* Assignment *
Lines below starting with the line with "The input as" and going on through the line with "Caveat: without QUAD_EFG" must be output exactly; the rest of the records must be left out.

* Listed records *
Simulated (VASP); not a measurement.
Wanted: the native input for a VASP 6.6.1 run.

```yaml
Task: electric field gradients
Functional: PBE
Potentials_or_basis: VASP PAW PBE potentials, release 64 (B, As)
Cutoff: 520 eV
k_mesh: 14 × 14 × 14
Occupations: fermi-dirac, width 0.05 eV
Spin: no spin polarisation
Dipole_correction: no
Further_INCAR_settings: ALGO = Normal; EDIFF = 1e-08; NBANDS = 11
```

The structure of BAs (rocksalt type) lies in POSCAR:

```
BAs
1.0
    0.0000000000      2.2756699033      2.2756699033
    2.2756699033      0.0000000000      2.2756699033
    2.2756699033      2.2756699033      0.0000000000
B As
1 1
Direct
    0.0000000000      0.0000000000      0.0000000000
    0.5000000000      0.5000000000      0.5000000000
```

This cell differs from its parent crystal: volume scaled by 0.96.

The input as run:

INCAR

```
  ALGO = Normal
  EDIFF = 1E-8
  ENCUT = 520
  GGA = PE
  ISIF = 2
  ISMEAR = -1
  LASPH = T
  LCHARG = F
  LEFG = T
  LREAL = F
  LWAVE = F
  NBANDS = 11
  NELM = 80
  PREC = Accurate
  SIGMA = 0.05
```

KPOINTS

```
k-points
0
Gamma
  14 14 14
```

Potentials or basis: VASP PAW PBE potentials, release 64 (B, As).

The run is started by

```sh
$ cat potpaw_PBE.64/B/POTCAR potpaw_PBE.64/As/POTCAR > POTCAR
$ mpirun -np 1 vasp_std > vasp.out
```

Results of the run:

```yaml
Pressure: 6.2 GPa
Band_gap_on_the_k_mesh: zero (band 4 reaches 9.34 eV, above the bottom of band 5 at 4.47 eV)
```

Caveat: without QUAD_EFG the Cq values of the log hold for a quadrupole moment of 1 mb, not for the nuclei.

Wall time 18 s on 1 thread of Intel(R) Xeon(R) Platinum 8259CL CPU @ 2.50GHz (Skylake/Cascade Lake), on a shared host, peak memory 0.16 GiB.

* Task response *
The input as run:

INCAR

```
  ALGO = Normal
  EDIFF = 1E-8
  ENCUT = 520
  GGA = PE
  ISIF = 2
  ISMEAR = -1
  LASPH = T
  LCHARG = F
  LEFG = T
  LREAL = F
  LWAVE = F
  NBANDS = 11
  NELM = 80
  PREC = Accurate
  SIGMA = 0.05
```

KPOINTS

```
k-points
0
Gamma
  14 14 14
```

Potentials or basis: VASP PAW PBE potentials, release 64 (B, As).

The run is started by

```sh
$ cat potpaw_PBE.64/B/POTCAR potpaw_PBE.64/As/POTCAR > POTCAR
$ mpirun -np 1 vasp_std > vasp.out
```

Results of the run:

```yaml
Pressure: 6.2 GPa
Band_gap_on_the_k_mesh: zero (band 4 reaches 9.34 eV, above the bottom of band 5 at 4.47 eV)
```

Caveat: without QUAD_EFG the Cq values of the log hold for a quadrupole moment of 1 mb, not for the nuclei.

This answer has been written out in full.